START Dataset excerpts
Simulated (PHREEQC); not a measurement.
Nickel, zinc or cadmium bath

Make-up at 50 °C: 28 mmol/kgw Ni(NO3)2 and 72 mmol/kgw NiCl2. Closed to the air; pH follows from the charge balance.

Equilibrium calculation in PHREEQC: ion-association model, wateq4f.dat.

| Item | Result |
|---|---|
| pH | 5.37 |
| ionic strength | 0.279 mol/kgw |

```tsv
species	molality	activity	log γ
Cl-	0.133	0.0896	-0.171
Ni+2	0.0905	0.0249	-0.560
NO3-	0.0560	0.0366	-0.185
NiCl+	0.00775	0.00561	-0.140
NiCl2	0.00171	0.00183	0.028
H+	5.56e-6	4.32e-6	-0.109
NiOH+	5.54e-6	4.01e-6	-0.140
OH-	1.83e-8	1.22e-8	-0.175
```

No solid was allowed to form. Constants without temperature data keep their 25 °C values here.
END Dataset excerpts

Work item:
All of the data above should be set down again exactly.

Response area:
Simulated (PHREEQC); not a measurement.
Nickel, zinc or cadmium bath

Make-up at 50 °C: 28 mmol/kgw Ni(NO3)2 and 72 mmol/kgw NiCl2. Closed to the air; pH follows from the charge balance.

Equilibrium calculation in PHREEQC: ion-association model, wateq4f.dat.

| Item | Result |
|---|---|
| pH | 5.37 |
| ionic strength | 0.279 mol/kgw |

```tsv
species	molality	activity	log γ
Cl-	0.133	0.0896	-0.171
Ni+2	0.0905	0.0249	-0.560
NO3-	0.0560	0.0366	-0.185
NiCl+	0.00775	0.00561	-0.140
NiCl2	0.00171	0.00183	0.028
H+	5.56e-6	4.32e-6	-0.109
NiOH+	5.54e-6	4.01e-6	-0.140
OH-	1.83e-8	1.22e-8	-0.175
```

No solid was allowed to form. Constants without temperature data keep their 25 °C values here.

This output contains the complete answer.